Given information ->
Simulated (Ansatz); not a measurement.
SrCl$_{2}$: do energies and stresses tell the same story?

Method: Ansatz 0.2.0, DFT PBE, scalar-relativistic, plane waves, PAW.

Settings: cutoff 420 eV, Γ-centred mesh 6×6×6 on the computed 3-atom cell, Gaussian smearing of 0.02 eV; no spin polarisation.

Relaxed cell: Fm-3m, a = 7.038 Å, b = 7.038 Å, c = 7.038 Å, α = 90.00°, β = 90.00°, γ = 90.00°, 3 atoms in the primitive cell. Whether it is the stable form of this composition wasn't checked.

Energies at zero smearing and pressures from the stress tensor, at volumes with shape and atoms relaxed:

Exercise ->
Give back the entries exactly. Omit none of them.

Worked solution ->
Simulated (Ansatz); not a measurement.
SrCl$_{2}$: do energies and stresses tell the same story?

Method: Ansatz 0.2.0, DFT PBE, scalar-relativistic, plane waves, PAW.

Settings: cutoff 420 eV, Γ-centred mesh 6×6×6 on the computed 3-atom cell, Gaussian smearing of 0.02 eV; no spin polarisation.

Relaxed cell: Fm-3m, a = 7.038 Å, b = 7.038 Å, c = 7.038 Å, α = 90.00°, β = 90.00°, γ = 90.00°, 3 atoms in the primitive cell. Whether it is the stable form of this composition wasn't checked.

Energies at zero smearing and pressures from the stress tensor, at volumes with shape and atoms relaxed:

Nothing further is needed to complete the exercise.